(Beginning of Supplied information)

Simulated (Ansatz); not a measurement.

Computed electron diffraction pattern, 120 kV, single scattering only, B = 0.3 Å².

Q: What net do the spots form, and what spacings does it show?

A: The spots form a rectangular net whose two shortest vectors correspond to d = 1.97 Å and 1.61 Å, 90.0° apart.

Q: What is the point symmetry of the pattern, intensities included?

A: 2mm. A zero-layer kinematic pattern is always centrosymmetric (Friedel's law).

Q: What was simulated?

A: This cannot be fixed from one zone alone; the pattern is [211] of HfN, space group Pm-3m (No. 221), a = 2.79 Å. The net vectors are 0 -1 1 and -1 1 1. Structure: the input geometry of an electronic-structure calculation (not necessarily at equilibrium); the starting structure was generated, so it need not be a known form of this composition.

(End of Supplied information)

_Requirement_
Return only the lines between the one holding "Computed electron diffraction" and the one holding "Q: What was simulated?", inclusive, exactly as they appear above.

_Exercise output_
Computed electron diffraction pattern, 120 kV, single scattering only, B = 0.3 Å².

Q: What net do the spots form, and what spacings does it show?

A: The spots form a rectangular net whose two shortest vectors correspond to d = 1.97 Å and 1.61 Å, 90.0° apart.

Q: What is the point symmetry of the pattern, intensities included?

A: 2mm. A zero-layer kinematic pattern is always centrosymmetric (Friedel's law).

Q: What was simulated?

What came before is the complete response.